Repeat the entries. Each one must match exactly.

BEGIN Listed entries
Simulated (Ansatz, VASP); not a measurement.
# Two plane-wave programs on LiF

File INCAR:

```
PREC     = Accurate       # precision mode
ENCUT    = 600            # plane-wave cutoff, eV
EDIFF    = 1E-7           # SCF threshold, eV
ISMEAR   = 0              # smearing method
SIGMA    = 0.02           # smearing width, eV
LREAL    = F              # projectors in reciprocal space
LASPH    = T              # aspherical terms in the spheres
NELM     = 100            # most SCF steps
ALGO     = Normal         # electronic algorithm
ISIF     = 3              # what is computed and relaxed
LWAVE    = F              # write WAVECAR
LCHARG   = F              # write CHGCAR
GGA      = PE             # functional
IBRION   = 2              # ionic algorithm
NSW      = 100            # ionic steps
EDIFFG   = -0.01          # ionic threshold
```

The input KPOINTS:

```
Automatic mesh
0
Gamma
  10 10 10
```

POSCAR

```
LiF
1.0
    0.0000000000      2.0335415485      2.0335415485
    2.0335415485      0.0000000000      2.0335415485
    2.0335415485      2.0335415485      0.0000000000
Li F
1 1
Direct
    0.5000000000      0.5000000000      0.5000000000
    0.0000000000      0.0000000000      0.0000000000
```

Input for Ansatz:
END Listed entries

■ Exercise output
Simulated (Ansatz, VASP); not a measurement.
# Two plane-wave programs on LiF

File INCAR:

```
PREC     = Accurate       # precision mode
ENCUT    = 600            # plane-wave cutoff, eV
EDIFF    = 1E-7           # SCF threshold, eV
ISMEAR   = 0              # smearing method
SIGMA    = 0.02           # smearing width, eV
LREAL    = F              # projectors in reciprocal space
LASPH    = T              # aspherical terms in the spheres
NELM     = 100            # most SCF steps
ALGO     = Normal         # electronic algorithm
ISIF     = 3              # what is computed and relaxed
LWAVE    = F              # write WAVECAR
LCHARG   = F              # write CHGCAR
GGA      = PE             # functional
IBRION   = 2              # ionic algorithm
NSW      = 100            # ionic steps
EDIFFG   = -0.01          # ionic threshold
```

The input KPOINTS:

```
Automatic mesh
0
Gamma
  10 10 10
```

POSCAR

```
LiF
1.0
    0.0000000000      2.0335415485      2.0335415485
    2.0335415485      0.0000000000      2.0335415485
    2.0335415485      2.0335415485      0.0000000000
Li F
1 1
Direct
    0.5000000000      0.5000000000      0.5000000000
    0.0000000000      0.0000000000      0.0000000000
```

Input for Ansatz:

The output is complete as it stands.